Dataset
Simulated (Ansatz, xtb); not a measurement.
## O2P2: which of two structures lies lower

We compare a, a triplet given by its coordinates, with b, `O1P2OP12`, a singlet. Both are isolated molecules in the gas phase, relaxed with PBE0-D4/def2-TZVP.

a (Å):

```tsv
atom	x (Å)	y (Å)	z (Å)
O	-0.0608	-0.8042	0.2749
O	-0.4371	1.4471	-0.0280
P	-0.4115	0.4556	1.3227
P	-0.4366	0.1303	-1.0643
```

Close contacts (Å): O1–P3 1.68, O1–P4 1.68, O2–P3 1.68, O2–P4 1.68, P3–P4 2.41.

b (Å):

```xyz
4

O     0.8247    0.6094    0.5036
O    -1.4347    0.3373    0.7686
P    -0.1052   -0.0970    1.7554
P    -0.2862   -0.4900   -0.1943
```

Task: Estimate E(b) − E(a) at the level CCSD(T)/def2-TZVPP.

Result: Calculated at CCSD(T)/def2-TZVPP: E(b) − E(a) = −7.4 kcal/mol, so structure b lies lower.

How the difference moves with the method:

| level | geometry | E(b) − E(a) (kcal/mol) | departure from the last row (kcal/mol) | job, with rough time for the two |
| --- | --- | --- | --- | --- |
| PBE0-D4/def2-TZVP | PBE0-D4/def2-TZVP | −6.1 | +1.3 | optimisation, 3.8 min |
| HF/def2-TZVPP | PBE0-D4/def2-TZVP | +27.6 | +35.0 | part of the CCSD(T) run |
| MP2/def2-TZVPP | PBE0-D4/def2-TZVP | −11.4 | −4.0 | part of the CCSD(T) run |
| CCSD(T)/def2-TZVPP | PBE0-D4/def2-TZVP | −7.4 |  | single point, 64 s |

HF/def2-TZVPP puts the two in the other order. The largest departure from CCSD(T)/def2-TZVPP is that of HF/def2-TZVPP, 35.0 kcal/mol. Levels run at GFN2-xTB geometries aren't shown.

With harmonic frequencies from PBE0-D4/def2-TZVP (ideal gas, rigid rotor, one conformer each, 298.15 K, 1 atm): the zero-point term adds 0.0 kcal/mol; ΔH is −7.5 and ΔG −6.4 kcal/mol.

Requirement
Only the lines from the start of the material through the line containing "HF/def2-TZVPP puts the" belong in the answer, each copied exactly.

Result
Simulated (Ansatz, xtb); not a measurement.
## O2P2: which of two structures lies lower

We compare a, a triplet given by its coordinates, with b, `O1P2OP12`, a singlet. Both are isolated molecules in the gas phase, relaxed with PBE0-D4/def2-TZVP.

a (Å):

```tsv
atom	x (Å)	y (Å)	z (Å)
O	-0.0608	-0.8042	0.2749
O	-0.4371	1.4471	-0.0280
P	-0.4115	0.4556	1.3227
P	-0.4366	0.1303	-1.0643
```

Close contacts (Å): O1–P3 1.68, O1–P4 1.68, O2–P3 1.68, O2–P4 1.68, P3–P4 2.41.

b (Å):

```xyz
4

O     0.8247    0.6094    0.5036
O    -1.4347    0.3373    0.7686
P    -0.1052   -0.0970    1.7554
P    -0.2862   -0.4900   -0.1943
```

Task: Estimate E(b) − E(a) at the level CCSD(T)/def2-TZVPP.

Result: Calculated at CCSD(T)/def2-TZVPP: E(b) − E(a) = −7.4 kcal/mol, so structure b lies lower.

How the difference moves with the method:

| level | geometry | E(b) − E(a) (kcal/mol) | departure from the last row (kcal/mol) | job, with rough time for the two |
| --- | --- | --- | --- | --- |
| PBE0-D4/def2-TZVP | PBE0-D4/def2-TZVP | −6.1 | +1.3 | optimisation, 3.8 min |
| HF/def2-TZVPP | PBE0-D4/def2-TZVP | +27.6 | +35.0 | part of the CCSD(T) run |
| MP2/def2-TZVPP | PBE0-D4/def2-TZVP | −11.4 | −4.0 | part of the CCSD(T) run |
| CCSD(T)/def2-TZVPP | PBE0-D4/def2-TZVP | −7.4 |  | single point, 64 s |

HF/def2-TZVPP puts the two in the other order. The largest departure from CCSD(T)/def2-TZVPP is that of HF/def2-TZVPP, 35.0 kcal/mol. Levels run at GFN2-xTB geometries aren't shown.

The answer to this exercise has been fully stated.